_ _ _ _
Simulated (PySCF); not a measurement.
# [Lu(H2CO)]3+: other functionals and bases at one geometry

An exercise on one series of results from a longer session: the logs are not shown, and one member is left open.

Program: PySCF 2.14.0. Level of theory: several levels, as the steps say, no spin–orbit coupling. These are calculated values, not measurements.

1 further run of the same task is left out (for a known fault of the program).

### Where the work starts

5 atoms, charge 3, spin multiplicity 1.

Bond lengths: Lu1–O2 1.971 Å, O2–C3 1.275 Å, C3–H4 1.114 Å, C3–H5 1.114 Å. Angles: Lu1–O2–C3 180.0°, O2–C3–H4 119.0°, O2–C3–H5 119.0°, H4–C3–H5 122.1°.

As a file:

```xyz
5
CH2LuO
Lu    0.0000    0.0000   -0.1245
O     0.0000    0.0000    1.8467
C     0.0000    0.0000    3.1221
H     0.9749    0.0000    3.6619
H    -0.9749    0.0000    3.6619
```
_ _ _ _

**Brief:** Output, unchanged, the lines of the listing above from the first one through the one holding "An exercise on". Leave out every line after it.

**Exercise answer:**
Simulated (PySCF); not a measurement.
# [Lu(H2CO)]3+: other functionals and bases at one geometry

An exercise on one series of results from a longer session: the logs are not shown, and one member is left open.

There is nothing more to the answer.